━━━ DATA PROVIDED ━━━
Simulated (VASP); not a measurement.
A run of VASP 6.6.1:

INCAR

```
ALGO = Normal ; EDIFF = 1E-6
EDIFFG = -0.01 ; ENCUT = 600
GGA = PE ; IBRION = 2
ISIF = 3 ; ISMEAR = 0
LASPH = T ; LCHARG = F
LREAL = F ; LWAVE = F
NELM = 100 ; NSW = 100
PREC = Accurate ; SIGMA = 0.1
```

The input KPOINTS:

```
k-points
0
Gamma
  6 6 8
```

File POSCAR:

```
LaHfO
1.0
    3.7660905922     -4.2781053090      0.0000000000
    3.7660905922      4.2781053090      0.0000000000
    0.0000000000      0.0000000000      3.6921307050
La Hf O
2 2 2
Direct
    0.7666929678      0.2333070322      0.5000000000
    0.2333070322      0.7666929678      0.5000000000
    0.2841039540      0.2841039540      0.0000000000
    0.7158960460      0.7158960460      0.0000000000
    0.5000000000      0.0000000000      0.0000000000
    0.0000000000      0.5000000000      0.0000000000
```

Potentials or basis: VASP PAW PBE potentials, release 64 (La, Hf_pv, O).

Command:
━━━

Restate the full data above, keeping each word intact.

Simulated (VASP); not a measurement.
A run of VASP 6.6.1:

INCAR

```
ALGO = Normal ; EDIFF = 1E-6
EDIFFG = -0.01 ; ENCUT = 600
GGA = PE ; IBRION = 2
ISIF = 3 ; ISMEAR = 0
LASPH = T ; LCHARG = F
LREAL = F ; LWAVE = F
NELM = 100 ; NSW = 100
PREC = Accurate ; SIGMA = 0.1
```

The input KPOINTS:

```
k-points
0
Gamma
  6 6 8
```

File POSCAR:

```
LaHfO
1.0
    3.7660905922     -4.2781053090      0.0000000000
    3.7660905922      4.2781053090      0.0000000000
    0.0000000000      0.0000000000      3.6921307050
La Hf O
2 2 2
Direct
    0.7666929678      0.2333070322      0.5000000000
    0.2333070322      0.7666929678      0.5000000000
    0.2841039540      0.2841039540      0.0000000000
    0.7158960460      0.7158960460      0.0000000000
    0.5000000000      0.0000000000      0.0000000000
    0.0000000000      0.5000000000      0.0000000000
```

Potentials or basis: VASP PAW PBE potentials, release 64 (La, Hf_pv, O).

Command:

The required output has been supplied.